DATA EXCERPTS ▸
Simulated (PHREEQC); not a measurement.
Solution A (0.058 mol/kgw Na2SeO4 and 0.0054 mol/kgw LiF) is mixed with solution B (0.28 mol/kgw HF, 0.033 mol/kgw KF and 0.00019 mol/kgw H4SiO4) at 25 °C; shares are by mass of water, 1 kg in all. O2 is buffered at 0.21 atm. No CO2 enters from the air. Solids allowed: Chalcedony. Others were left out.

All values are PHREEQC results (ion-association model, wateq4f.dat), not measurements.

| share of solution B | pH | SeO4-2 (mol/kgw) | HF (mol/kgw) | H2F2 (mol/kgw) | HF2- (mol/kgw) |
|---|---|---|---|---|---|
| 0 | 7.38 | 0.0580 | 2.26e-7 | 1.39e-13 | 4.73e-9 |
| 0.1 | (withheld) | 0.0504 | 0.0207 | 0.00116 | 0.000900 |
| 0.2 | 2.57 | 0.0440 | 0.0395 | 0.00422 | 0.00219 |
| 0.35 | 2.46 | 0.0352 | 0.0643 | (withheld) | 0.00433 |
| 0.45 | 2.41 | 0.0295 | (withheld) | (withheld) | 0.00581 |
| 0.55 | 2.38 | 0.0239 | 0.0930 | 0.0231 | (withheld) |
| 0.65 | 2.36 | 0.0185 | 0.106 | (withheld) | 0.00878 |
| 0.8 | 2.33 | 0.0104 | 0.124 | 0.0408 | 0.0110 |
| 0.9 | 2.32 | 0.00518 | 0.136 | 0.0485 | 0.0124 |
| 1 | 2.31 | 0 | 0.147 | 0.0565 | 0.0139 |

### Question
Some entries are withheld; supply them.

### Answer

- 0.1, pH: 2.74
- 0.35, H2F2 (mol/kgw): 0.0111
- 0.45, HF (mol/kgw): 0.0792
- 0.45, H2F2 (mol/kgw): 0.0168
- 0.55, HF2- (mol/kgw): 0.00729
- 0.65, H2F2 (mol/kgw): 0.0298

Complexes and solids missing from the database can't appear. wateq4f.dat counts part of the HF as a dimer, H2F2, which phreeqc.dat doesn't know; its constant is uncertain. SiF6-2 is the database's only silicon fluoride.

WORK REQUEST ▸
Starting at the line that has "0.0231 | (withheld) |" in the records above, restate word for word every line until the one that has "- 0.65, H2F2 (mol/kgw): 0.0298", and include that one as well.

TASK OUTPUT ▸
| 0.55 | 2.38 | 0.0239 | 0.0930 | 0.0231 | (withheld) |
| 0.65 | 2.36 | 0.0185 | 0.106 | (withheld) | 0.00878 |
| 0.8 | 2.33 | 0.0104 | 0.124 | 0.0408 | 0.0110 |
| 0.9 | 2.32 | 0.00518 | 0.136 | 0.0485 | 0.0124 |
| 1 | 2.31 | 0 | 0.147 | 0.0565 | 0.0139 |

### Question
Some entries are withheld; supply them.

### Answer

- 0.1, pH: 2.74
- 0.35, H2F2 (mol/kgw): 0.0111
- 0.45, HF (mol/kgw): 0.0792
- 0.45, H2F2 (mol/kgw): 0.0168
- 0.55, HF2- (mol/kgw): 0.00729
- 0.65, H2F2 (mol/kgw): 0.0298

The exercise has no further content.